Data extracts: Begin

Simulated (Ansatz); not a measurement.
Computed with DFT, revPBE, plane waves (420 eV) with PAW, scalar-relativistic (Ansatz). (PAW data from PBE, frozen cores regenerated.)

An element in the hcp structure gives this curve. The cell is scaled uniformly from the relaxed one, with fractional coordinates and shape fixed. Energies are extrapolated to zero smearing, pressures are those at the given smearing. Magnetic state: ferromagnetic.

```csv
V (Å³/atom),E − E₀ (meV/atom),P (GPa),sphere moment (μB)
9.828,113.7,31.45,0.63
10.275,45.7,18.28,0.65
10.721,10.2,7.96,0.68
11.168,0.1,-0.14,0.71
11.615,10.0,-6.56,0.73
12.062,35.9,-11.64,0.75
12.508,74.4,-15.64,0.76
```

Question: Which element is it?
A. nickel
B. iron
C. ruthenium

Data extracts: End

→ Activity
The data above should be copied exactly, with no line omitted.

→ Response
Simulated (Ansatz); not a measurement.
Computed with DFT, revPBE, plane waves (420 eV) with PAW, scalar-relativistic (Ansatz). (PAW data from PBE, frozen cores regenerated.)

An element in the hcp structure gives this curve. The cell is scaled uniformly from the relaxed one, with fractional coordinates and shape fixed. Energies are extrapolated to zero smearing, pressures are those at the given smearing. Magnetic state: ferromagnetic.

```csv
V (Å³/atom),E − E₀ (meV/atom),P (GPa),sphere moment (μB)
9.828,113.7,31.45,0.63
10.275,45.7,18.28,0.65
10.721,10.2,7.96,0.68
11.168,0.1,-0.14,0.71
11.615,10.0,-6.56,0.73
12.062,35.9,-11.64,0.75
12.508,74.4,-15.64,0.76
```

Question: Which element is it?
A. nickel
B. iron
C. ruthenium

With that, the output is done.